Information:
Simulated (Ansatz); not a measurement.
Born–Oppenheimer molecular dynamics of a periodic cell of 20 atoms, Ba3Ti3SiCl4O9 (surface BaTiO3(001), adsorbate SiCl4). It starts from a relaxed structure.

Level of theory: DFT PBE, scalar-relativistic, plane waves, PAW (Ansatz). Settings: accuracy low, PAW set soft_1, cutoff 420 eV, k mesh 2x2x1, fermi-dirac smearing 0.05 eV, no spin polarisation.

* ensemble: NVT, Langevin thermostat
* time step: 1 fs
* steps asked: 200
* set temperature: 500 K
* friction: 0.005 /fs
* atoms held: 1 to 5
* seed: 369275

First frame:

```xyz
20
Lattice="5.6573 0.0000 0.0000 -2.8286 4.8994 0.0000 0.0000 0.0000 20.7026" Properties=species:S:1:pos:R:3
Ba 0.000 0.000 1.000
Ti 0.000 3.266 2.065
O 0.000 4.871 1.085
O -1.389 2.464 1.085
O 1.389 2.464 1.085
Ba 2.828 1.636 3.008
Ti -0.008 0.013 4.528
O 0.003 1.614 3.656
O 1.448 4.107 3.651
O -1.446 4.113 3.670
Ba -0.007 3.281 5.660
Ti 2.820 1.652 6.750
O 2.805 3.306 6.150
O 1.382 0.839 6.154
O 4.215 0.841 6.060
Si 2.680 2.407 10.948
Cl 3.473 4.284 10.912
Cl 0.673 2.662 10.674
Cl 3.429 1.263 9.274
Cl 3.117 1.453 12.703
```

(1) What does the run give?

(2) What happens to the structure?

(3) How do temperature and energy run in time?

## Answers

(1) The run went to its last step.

Assigned task: Give back the complete material, keeping every word exactly as written.

Exercise solution:
Simulated (Ansatz); not a measurement.
Born–Oppenheimer molecular dynamics of a periodic cell of 20 atoms, Ba3Ti3SiCl4O9 (surface BaTiO3(001), adsorbate SiCl4). It starts from a relaxed structure.

Level of theory: DFT PBE, scalar-relativistic, plane waves, PAW (Ansatz). Settings: accuracy low, PAW set soft_1, cutoff 420 eV, k mesh 2x2x1, fermi-dirac smearing 0.05 eV, no spin polarisation.

* ensemble: NVT, Langevin thermostat
* time step: 1 fs
* steps asked: 200
* set temperature: 500 K
* friction: 0.005 /fs
* atoms held: 1 to 5
* seed: 369275

First frame:

```xyz
20
Lattice="5.6573 0.0000 0.0000 -2.8286 4.8994 0.0000 0.0000 0.0000 20.7026" Properties=species:S:1:pos:R:3
Ba 0.000 0.000 1.000
Ti 0.000 3.266 2.065
O 0.000 4.871 1.085
O -1.389 2.464 1.085
O 1.389 2.464 1.085
Ba 2.828 1.636 3.008
Ti -0.008 0.013 4.528
O 0.003 1.614 3.656
O 1.448 4.107 3.651
O -1.446 4.113 3.670
Ba -0.007 3.281 5.660
Ti 2.820 1.652 6.750
O 2.805 3.306 6.150
O 1.382 0.839 6.154
O 4.215 0.841 6.060
Si 2.680 2.407 10.948
Cl 3.473 4.284 10.912
Cl 0.673 2.662 10.674
Cl 3.429 1.263 9.274
Cl 3.117 1.453 12.703
```

(1) What does the run give?

(2) What happens to the structure?

(3) How do temperature and energy run in time?

## Answers

(1) The run went to its last step.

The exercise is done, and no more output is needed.